## Brief
Nothing but the lines from the one containing "### 1 The starting structure" through the one containing "The program finished", both included, should be given again, each exactly as written below.

## Data extracts
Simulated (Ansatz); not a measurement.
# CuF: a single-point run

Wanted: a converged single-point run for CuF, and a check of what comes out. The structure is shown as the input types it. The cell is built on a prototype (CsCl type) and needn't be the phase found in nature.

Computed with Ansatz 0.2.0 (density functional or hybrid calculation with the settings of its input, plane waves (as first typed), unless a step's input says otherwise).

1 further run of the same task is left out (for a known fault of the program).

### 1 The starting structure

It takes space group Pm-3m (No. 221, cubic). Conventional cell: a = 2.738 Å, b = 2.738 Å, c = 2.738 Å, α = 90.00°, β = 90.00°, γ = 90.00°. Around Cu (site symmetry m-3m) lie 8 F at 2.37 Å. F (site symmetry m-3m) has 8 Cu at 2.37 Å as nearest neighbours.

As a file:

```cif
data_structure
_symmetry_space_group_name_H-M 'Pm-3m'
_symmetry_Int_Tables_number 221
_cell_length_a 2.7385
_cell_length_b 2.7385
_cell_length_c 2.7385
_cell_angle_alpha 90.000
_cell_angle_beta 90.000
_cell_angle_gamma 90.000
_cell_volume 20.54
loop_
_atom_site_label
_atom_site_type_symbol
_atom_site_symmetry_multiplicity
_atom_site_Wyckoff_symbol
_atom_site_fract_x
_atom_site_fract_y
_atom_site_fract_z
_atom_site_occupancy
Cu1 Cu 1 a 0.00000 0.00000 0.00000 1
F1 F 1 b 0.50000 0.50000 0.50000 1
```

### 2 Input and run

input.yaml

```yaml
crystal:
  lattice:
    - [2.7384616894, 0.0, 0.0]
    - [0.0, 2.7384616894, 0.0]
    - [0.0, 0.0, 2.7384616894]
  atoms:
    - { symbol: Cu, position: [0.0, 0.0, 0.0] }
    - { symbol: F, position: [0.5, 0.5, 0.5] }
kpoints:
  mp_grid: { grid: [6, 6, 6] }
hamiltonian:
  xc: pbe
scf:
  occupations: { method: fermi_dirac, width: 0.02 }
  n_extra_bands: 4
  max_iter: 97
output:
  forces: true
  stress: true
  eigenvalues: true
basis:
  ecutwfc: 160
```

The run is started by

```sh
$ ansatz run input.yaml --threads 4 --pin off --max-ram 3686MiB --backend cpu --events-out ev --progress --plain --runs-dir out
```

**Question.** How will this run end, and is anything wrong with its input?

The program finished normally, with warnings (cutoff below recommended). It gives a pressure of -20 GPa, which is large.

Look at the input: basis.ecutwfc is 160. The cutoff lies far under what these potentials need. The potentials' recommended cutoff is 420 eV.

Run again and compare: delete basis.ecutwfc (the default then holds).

## Answer section
### 1 The starting structure

It takes space group Pm-3m (No. 221, cubic). Conventional cell: a = 2.738 Å, b = 2.738 Å, c = 2.738 Å, α = 90.00°, β = 90.00°, γ = 90.00°. Around Cu (site symmetry m-3m) lie 8 F at 2.37 Å. F (site symmetry m-3m) has 8 Cu at 2.37 Å as nearest neighbours.

As a file:

```cif
data_structure
_symmetry_space_group_name_H-M 'Pm-3m'
_symmetry_Int_Tables_number 221
_cell_length_a 2.7385
_cell_length_b 2.7385
_cell_length_c 2.7385
_cell_angle_alpha 90.000
_cell_angle_beta 90.000
_cell_angle_gamma 90.000
_cell_volume 20.54
loop_
_atom_site_label
_atom_site_type_symbol
_atom_site_symmetry_multiplicity
_atom_site_Wyckoff_symbol
_atom_site_fract_x
_atom_site_fract_y
_atom_site_fract_z
_atom_site_occupancy
Cu1 Cu 1 a 0.00000 0.00000 0.00000 1
F1 F 1 b 0.50000 0.50000 0.50000 1
```

### 2 Input and run

input.yaml

```yaml
crystal:
  lattice:
    - [2.7384616894, 0.0, 0.0]
    - [0.0, 2.7384616894, 0.0]
    - [0.0, 0.0, 2.7384616894]
  atoms:
    - { symbol: Cu, position: [0.0, 0.0, 0.0] }
    - { symbol: F, position: [0.5, 0.5, 0.5] }
kpoints:
  mp_grid: { grid: [6, 6, 6] }
hamiltonian:
  xc: pbe
scf:
  occupations: { method: fermi_dirac, width: 0.02 }
  n_extra_bands: 4
  max_iter: 97
output:
  forces: true
  stress: true
  eigenvalues: true
basis:
  ecutwfc: 160
```

The run is started by

```sh
$ ansatz run input.yaml --threads 4 --pin off --max-ram 3686MiB --backend cpu --events-out ev --progress --plain --runs-dir out
```

**Question.** How will this run end, and is anything wrong with its input?

The program finished normally, with warnings (cutoff below recommended). It gives a pressure of -20 GPa, which is large.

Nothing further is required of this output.